*** INFORMATION SHOWN Section Begins ***

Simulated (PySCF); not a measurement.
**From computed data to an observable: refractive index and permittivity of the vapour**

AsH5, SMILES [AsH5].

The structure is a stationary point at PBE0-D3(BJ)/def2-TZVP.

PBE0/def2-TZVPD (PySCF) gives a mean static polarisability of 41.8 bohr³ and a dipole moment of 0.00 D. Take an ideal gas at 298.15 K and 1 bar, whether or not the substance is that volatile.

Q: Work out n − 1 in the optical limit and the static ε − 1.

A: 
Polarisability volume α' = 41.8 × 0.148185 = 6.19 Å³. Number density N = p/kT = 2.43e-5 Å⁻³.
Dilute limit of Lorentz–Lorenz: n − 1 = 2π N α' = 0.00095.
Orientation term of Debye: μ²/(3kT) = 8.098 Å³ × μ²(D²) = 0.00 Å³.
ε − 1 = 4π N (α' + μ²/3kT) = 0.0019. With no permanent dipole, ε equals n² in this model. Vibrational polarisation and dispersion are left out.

*** INFORMATION SHOWN Section Ends ***

▶ [ACTION ITEM] Only one part of the material above is to be transcribed, namely the lines starting with the line that has "Q: Work out" and going on through the line that has "Orientation term of", exactly as they stand.

▶ [WRITTEN SOLUTION]
Q: Work out n − 1 in the optical limit and the static ε − 1.

A: 
Polarisability volume α' = 41.8 × 0.148185 = 6.19 Å³. Number density N = p/kT = 2.43e-5 Å⁻³.
Dilute limit of Lorentz–Lorenz: n − 1 = 2π N α' = 0.00095.
Orientation term of Debye: μ²/(3kT) = 8.098 Å³ × μ²(D²) = 0.00 Å³.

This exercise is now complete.